• [WORK INSTRUCTION]: Retype, word for word, every line from the one holding "A run of GPAW 26.7.0 is set up as follows." through the one holding "11 | band 12 |" in the entries below, both included, and only those lines.

=== INFORMATION PROVIDED ===

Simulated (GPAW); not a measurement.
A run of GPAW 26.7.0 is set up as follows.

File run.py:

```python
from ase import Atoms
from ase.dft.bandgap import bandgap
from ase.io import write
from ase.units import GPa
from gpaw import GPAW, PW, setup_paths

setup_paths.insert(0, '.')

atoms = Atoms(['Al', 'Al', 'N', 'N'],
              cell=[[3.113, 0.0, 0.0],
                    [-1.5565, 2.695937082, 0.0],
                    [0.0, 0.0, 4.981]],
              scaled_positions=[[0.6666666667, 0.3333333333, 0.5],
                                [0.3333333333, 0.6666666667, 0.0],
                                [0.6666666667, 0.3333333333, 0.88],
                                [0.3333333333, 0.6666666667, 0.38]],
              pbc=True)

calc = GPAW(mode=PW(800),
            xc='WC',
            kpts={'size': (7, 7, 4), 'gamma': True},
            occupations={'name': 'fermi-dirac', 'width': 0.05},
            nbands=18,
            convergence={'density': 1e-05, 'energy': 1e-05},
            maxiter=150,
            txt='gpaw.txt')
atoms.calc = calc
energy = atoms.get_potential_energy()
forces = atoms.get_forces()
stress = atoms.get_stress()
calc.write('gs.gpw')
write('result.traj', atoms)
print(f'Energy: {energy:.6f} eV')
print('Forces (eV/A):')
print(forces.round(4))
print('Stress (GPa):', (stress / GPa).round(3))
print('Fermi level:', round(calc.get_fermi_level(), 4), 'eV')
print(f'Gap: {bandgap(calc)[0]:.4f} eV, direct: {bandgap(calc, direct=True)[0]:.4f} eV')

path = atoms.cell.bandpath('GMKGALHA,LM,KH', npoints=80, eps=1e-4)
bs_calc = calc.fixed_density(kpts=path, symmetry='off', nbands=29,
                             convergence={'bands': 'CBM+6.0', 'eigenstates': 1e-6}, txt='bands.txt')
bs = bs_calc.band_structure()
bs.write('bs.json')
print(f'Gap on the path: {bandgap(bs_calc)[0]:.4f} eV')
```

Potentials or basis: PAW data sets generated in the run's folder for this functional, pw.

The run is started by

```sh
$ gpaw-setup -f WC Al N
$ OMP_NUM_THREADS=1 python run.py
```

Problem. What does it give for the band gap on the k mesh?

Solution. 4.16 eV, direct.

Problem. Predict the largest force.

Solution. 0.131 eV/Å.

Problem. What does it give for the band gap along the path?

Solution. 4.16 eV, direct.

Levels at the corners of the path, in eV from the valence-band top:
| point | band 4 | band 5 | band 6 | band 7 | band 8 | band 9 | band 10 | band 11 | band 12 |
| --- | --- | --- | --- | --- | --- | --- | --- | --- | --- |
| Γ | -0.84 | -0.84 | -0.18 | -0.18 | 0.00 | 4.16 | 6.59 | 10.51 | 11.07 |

===

• [WRITTEN RESPONSE]:
A run of GPAW 26.7.0 is set up as follows.

File run.py:

```python
from ase import Atoms
from ase.dft.bandgap import bandgap
from ase.io import write
from ase.units import GPa
from gpaw import GPAW, PW, setup_paths

setup_paths.insert(0, '.')

atoms = Atoms(['Al', 'Al', 'N', 'N'],
              cell=[[3.113, 0.0, 0.0],
                    [-1.5565, 2.695937082, 0.0],
                    [0.0, 0.0, 4.981]],
              scaled_positions=[[0.6666666667, 0.3333333333, 0.5],
                                [0.3333333333, 0.6666666667, 0.0],
                                [0.6666666667, 0.3333333333, 0.88],
                                [0.3333333333, 0.6666666667, 0.38]],
              pbc=True)

calc = GPAW(mode=PW(800),
            xc='WC',
            kpts={'size': (7, 7, 4), 'gamma': True},
            occupations={'name': 'fermi-dirac', 'width': 0.05},
            nbands=18,
            convergence={'density': 1e-05, 'energy': 1e-05},
            maxiter=150,
            txt='gpaw.txt')
atoms.calc = calc
energy = atoms.get_potential_energy()
forces = atoms.get_forces()
stress = atoms.get_stress()
calc.write('gs.gpw')
write('result.traj', atoms)
print(f'Energy: {energy:.6f} eV')
print('Forces (eV/A):')
print(forces.round(4))
print('Stress (GPa):', (stress / GPa).round(3))
print('Fermi level:', round(calc.get_fermi_level(), 4), 'eV')
print(f'Gap: {bandgap(calc)[0]:.4f} eV, direct: {bandgap(calc, direct=True)[0]:.4f} eV')

path = atoms.cell.bandpath('GMKGALHA,LM,KH', npoints=80, eps=1e-4)
bs_calc = calc.fixed_density(kpts=path, symmetry='off', nbands=29,
                             convergence={'bands': 'CBM+6.0', 'eigenstates': 1e-6}, txt='bands.txt')
bs = bs_calc.band_structure()
bs.write('bs.json')
print(f'Gap on the path: {bandgap(bs_calc)[0]:.4f} eV')
```

Potentials or basis: PAW data sets generated in the run's folder for this functional, pw.

The run is started by

```sh
$ gpaw-setup -f WC Al N
$ OMP_NUM_THREADS=1 python run.py
```

Problem. What does it give for the band gap on the k mesh?

Solution. 4.16 eV, direct.

Problem. Predict the largest force.

Solution. 0.131 eV/Å.

Problem. What does it give for the band gap along the path?

Solution. 4.16 eV, direct.

Levels at the corners of the path, in eV from the valence-band top:
| point | band 4 | band 5 | band 6 | band 7 | band 8 | band 9 | band 10 | band 11 | band 12 |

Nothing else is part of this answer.